• [DATASET EXTRACT]

+ + + + + + +

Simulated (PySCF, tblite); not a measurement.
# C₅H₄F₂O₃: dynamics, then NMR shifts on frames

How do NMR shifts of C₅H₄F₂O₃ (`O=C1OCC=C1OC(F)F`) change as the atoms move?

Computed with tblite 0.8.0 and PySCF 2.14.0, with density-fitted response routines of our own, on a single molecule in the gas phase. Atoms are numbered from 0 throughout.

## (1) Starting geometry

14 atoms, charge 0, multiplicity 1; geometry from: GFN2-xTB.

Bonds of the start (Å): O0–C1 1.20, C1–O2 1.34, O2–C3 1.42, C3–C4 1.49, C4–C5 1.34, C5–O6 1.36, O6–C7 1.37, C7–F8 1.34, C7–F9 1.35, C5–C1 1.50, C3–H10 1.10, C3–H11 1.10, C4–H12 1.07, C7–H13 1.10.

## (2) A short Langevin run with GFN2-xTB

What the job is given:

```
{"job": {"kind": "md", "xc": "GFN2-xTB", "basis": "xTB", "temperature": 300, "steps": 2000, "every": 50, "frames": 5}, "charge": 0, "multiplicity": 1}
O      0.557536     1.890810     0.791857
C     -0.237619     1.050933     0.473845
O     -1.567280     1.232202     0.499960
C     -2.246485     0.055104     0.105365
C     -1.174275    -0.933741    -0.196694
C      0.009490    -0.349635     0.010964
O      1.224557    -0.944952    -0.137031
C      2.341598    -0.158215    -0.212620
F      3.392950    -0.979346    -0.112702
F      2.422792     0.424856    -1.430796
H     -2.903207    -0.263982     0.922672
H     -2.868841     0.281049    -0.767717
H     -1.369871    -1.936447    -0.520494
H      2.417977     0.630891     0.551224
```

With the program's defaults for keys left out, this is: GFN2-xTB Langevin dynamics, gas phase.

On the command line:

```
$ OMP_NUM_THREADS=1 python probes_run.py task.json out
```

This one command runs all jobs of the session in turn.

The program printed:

+ + + + + + +

• [REQUIREMENT]
Nothing but an exact copy of the lines from the start of the entries through the line containing "This one command" belongs in the response.

• [ANSWER SECTION]
Simulated (PySCF, tblite); not a measurement.
# C₅H₄F₂O₃: dynamics, then NMR shifts on frames

How do NMR shifts of C₅H₄F₂O₃ (`O=C1OCC=C1OC(F)F`) change as the atoms move?

Computed with tblite 0.8.0 and PySCF 2.14.0, with density-fitted response routines of our own, on a single molecule in the gas phase. Atoms are numbered from 0 throughout.

## (1) Starting geometry

14 atoms, charge 0, multiplicity 1; geometry from: GFN2-xTB.

Bonds of the start (Å): O0–C1 1.20, C1–O2 1.34, O2–C3 1.42, C3–C4 1.49, C4–C5 1.34, C5–O6 1.36, O6–C7 1.37, C7–F8 1.34, C7–F9 1.35, C5–C1 1.50, C3–H10 1.10, C3–H11 1.10, C4–H12 1.07, C7–H13 1.10.

## (2) A short Langevin run with GFN2-xTB

What the job is given:

```
{"job": {"kind": "md", "xc": "GFN2-xTB", "basis": "xTB", "temperature": 300, "steps": 2000, "every": 50, "frames": 5}, "charge": 0, "multiplicity": 1}
O      0.557536     1.890810     0.791857
C     -0.237619     1.050933     0.473845
O     -1.567280     1.232202     0.499960
C     -2.246485     0.055104     0.105365
C     -1.174275    -0.933741    -0.196694
C      0.009490    -0.349635     0.010964
O      1.224557    -0.944952    -0.137031
C      2.341598    -0.158215    -0.212620
F      3.392950    -0.979346    -0.112702
F      2.422792     0.424856    -1.430796
H     -2.903207    -0.263982     0.922672
H     -2.868841     0.281049    -0.767717
H     -1.369871    -1.936447    -0.520494
H      2.417977     0.630891     0.551224
```

With the program's defaults for keys left out, this is: GFN2-xTB Langevin dynamics, gas phase.

On the command line:

```
$ OMP_NUM_THREADS=1 python probes_run.py task.json out
```

This one command runs all jobs of the session in turn.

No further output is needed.